» Work instruction
Output the material exactly, line by line.

» Data listing
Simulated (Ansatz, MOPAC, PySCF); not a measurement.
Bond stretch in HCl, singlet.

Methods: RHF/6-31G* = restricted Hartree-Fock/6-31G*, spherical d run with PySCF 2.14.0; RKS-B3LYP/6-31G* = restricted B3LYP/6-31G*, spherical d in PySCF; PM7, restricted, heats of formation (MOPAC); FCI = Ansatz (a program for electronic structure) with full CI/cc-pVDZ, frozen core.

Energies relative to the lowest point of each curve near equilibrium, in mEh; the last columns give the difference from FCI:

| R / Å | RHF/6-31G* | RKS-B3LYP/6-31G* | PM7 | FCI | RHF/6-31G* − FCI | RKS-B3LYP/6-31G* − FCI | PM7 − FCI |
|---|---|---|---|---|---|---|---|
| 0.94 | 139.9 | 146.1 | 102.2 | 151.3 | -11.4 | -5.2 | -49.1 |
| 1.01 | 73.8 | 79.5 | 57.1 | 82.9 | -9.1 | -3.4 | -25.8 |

» Task solution
Simulated (Ansatz, MOPAC, PySCF); not a measurement.
Bond stretch in HCl, singlet.

Methods: RHF/6-31G* = restricted Hartree-Fock/6-31G*, spherical d run with PySCF 2.14.0; RKS-B3LYP/6-31G* = restricted B3LYP/6-31G*, spherical d in PySCF; PM7, restricted, heats of formation (MOPAC); FCI = Ansatz (a program for electronic structure) with full CI/cc-pVDZ, frozen core.

Energies relative to the lowest point of each curve near equilibrium, in mEh; the last columns give the difference from FCI:

| R / Å | RHF/6-31G* | RKS-B3LYP/6-31G* | PM7 | FCI | RHF/6-31G* − FCI | RKS-B3LYP/6-31G* − FCI | PM7 − FCI |
|---|---|---|---|---|---|---|---|
| 0.94 | 139.9 | 146.1 | 102.2 | 151.3 | -11.4 | -5.2 | -49.1 |
| 1.01 | 73.8 | 79.5 | 57.1 | 82.9 | -9.1 | -3.4 | -25.8 |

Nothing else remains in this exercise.